__Data listing__.
= = = =

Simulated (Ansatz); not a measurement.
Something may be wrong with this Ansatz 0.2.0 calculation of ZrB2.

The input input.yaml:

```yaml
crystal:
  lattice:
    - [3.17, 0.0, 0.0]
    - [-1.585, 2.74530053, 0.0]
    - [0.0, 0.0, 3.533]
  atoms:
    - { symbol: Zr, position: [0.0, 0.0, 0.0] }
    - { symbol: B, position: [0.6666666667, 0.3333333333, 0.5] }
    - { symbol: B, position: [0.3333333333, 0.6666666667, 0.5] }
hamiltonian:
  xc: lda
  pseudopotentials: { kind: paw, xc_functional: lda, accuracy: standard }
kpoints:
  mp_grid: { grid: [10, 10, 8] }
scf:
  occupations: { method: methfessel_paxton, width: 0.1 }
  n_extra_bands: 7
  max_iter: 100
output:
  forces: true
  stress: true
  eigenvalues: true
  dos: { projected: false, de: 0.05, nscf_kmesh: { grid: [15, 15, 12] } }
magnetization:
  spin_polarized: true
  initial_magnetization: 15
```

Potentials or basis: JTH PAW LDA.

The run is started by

= = = =

__Exercise__.
The listing is to be retyped in full, exactly as shown.

__Answer area__.
Simulated (Ansatz); not a measurement.
Something may be wrong with this Ansatz 0.2.0 calculation of ZrB2.

The input input.yaml:

```yaml
crystal:
  lattice:
    - [3.17, 0.0, 0.0]
    - [-1.585, 2.74530053, 0.0]
    - [0.0, 0.0, 3.533]
  atoms:
    - { symbol: Zr, position: [0.0, 0.0, 0.0] }
    - { symbol: B, position: [0.6666666667, 0.3333333333, 0.5] }
    - { symbol: B, position: [0.3333333333, 0.6666666667, 0.5] }
hamiltonian:
  xc: lda
  pseudopotentials: { kind: paw, xc_functional: lda, accuracy: standard }
kpoints:
  mp_grid: { grid: [10, 10, 8] }
scf:
  occupations: { method: methfessel_paxton, width: 0.1 }
  n_extra_bands: 7
  max_iter: 100
output:
  forces: true
  stress: true
  eigenvalues: true
  dos: { projected: false, de: 0.05, nscf_kmesh: { grid: [15, 15, 12] } }
magnetization:
  spin_polarized: true
  initial_magnetization: 15
```

Potentials or basis: JTH PAW LDA.

The run is started by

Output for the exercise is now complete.